- _WORK ITEM_: Of the entries below, return exactly those lines that fall between the one containing "B. all coordinates × 1.05" and the one containing "Forces carry noise", the two end lines included.

════════════════════

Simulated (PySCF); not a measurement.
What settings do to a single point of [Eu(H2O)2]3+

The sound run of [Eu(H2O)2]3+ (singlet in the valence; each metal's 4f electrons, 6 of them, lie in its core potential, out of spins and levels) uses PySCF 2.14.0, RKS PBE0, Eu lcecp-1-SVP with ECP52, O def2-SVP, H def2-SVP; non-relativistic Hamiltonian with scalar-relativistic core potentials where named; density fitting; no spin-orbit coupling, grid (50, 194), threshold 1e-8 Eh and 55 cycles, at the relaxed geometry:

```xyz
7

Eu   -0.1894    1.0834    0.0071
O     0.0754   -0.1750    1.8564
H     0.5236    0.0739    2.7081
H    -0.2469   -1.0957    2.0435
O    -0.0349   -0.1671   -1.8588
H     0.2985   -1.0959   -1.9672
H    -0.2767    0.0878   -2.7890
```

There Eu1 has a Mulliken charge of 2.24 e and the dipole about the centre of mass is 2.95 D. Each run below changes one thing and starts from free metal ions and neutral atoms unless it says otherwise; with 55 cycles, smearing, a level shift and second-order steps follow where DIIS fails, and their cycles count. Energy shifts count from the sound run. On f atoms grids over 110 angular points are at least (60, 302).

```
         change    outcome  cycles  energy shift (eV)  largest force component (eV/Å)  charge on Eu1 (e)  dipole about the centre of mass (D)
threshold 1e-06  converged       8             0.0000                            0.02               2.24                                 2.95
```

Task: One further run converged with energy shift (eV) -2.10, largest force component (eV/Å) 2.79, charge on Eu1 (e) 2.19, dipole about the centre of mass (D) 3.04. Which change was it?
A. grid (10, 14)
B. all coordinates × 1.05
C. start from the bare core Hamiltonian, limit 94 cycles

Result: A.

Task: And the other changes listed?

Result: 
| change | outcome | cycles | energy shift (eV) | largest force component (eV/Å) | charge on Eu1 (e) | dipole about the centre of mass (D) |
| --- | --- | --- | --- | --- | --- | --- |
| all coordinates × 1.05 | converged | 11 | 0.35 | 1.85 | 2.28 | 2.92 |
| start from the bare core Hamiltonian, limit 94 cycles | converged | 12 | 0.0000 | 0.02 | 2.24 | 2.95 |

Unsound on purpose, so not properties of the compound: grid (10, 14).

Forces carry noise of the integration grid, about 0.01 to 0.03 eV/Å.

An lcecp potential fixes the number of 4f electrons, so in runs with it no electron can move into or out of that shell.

════════════════════

- _SOLUTION_:
B. all coordinates × 1.05
C. start from the bare core Hamiltonian, limit 94 cycles

Result: A.

Task: And the other changes listed?

Result: 
| change | outcome | cycles | energy shift (eV) | largest force component (eV/Å) | charge on Eu1 (e) | dipole about the centre of mass (D) |
| --- | --- | --- | --- | --- | --- | --- |
| all coordinates × 1.05 | converged | 11 | 0.35 | 1.85 | 2.28 | 2.92 |
| start from the bare core Hamiltonian, limit 94 cycles | converged | 12 | 0.0000 | 0.02 | 2.24 | 2.95 |

Unsound on purpose, so not properties of the compound: grid (10, 14).

Forces carry noise of the integration grid, about 0.01 to 0.03 eV/Å.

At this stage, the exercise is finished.